====== Source data

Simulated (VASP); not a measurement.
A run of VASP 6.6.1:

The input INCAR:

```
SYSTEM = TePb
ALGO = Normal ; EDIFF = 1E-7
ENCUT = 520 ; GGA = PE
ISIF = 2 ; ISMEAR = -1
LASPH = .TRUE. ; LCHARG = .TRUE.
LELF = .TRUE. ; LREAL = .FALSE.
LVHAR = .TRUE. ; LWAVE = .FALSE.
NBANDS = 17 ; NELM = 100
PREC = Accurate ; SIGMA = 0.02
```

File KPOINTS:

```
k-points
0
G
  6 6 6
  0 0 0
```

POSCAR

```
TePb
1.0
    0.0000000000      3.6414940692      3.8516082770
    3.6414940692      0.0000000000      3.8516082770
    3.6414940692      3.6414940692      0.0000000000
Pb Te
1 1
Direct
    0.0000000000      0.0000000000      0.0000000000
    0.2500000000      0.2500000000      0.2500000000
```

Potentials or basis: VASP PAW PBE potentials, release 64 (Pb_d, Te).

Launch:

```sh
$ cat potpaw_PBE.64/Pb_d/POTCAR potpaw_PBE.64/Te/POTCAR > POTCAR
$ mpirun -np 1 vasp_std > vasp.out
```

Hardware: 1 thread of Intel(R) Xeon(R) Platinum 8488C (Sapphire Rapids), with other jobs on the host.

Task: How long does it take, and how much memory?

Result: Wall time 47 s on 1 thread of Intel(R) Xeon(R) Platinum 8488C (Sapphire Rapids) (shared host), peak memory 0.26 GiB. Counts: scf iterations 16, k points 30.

============

Assigned task.
Set down the lines of the listing above verbatim, first line through the line containing "Task: How long", inclusive; add no other lines.

Exercise solution.
Simulated (VASP); not a measurement.
A run of VASP 6.6.1:

The input INCAR:

```
SYSTEM = TePb
ALGO = Normal ; EDIFF = 1E-7
ENCUT = 520 ; GGA = PE
ISIF = 2 ; ISMEAR = -1
LASPH = .TRUE. ; LCHARG = .TRUE.
LELF = .TRUE. ; LREAL = .FALSE.
LVHAR = .TRUE. ; LWAVE = .FALSE.
NBANDS = 17 ; NELM = 100
PREC = Accurate ; SIGMA = 0.02
```

File KPOINTS:

```
k-points
0
G
  6 6 6
  0 0 0
```

POSCAR

```
TePb
1.0
    0.0000000000      3.6414940692      3.8516082770
    3.6414940692      0.0000000000      3.8516082770
    3.6414940692      3.6414940692      0.0000000000
Pb Te
1 1
Direct
    0.0000000000      0.0000000000      0.0000000000
    0.2500000000      0.2500000000      0.2500000000
```

Potentials or basis: VASP PAW PBE potentials, release 64 (Pb_d, Te).

Launch:

```sh
$ cat potpaw_PBE.64/Pb_d/POTCAR potpaw_PBE.64/Te/POTCAR > POTCAR
$ mpirun -np 1 vasp_std > vasp.out
```

Hardware: 1 thread of Intel(R) Xeon(R) Platinum 8488C (Sapphire Rapids), with other jobs on the host.

Task: How long does it take, and how much memory?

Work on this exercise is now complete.